> _DATA LISTING_:
◇ ◇ ◇ ◇

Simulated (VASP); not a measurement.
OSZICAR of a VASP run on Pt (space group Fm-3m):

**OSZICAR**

◇ ◇ ◇ ◇

> _REQUIRED ACTION_: The data above should be reproduced in full, word for word.

> _WRITTEN SOLUTION_:
Simulated (VASP); not a measurement.
OSZICAR of a VASP run on Pt (space group Fm-3m):

**OSZICAR**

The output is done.